* Task item *
Give back all of the records exactly.

* Record set *
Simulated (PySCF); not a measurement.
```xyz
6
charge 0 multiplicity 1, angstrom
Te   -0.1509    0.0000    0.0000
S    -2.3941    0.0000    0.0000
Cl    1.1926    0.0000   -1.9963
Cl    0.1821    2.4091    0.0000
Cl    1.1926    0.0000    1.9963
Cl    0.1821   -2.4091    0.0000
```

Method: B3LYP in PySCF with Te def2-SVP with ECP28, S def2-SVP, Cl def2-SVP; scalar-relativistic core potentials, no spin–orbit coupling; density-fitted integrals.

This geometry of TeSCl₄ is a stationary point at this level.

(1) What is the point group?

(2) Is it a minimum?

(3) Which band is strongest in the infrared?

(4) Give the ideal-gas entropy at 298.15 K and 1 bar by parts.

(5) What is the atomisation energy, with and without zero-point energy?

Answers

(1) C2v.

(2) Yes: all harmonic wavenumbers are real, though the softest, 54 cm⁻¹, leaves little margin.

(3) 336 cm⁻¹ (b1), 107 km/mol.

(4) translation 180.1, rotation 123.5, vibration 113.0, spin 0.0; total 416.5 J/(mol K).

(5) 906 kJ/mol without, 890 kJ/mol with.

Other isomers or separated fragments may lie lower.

* Exercise answer *
Simulated (PySCF); not a measurement.
```xyz
6
charge 0 multiplicity 1, angstrom
Te   -0.1509    0.0000    0.0000
S    -2.3941    0.0000    0.0000
Cl    1.1926    0.0000   -1.9963
Cl    0.1821    2.4091    0.0000
Cl    1.1926    0.0000    1.9963
Cl    0.1821   -2.4091    0.0000
```

Method: B3LYP in PySCF with Te def2-SVP with ECP28, S def2-SVP, Cl def2-SVP; scalar-relativistic core potentials, no spin–orbit coupling; density-fitted integrals.

This geometry of TeSCl₄ is a stationary point at this level.

(1) What is the point group?

(2) Is it a minimum?

(3) Which band is strongest in the infrared?

(4) Give the ideal-gas entropy at 298.15 K and 1 bar by parts.

(5) What is the atomisation energy, with and without zero-point energy?

Answers

(1) C2v.

(2) Yes: all harmonic wavenumbers are real, though the softest, 54 cm⁻¹, leaves little margin.

(3) 336 cm⁻¹ (b1), 107 km/mol.

(4) translation 180.1, rotation 123.5, vibration 113.0, spin 0.0; total 416.5 J/(mol K).

(5) 906 kJ/mol without, 890 kJ/mol with.

Other isomers or separated fragments may lie lower.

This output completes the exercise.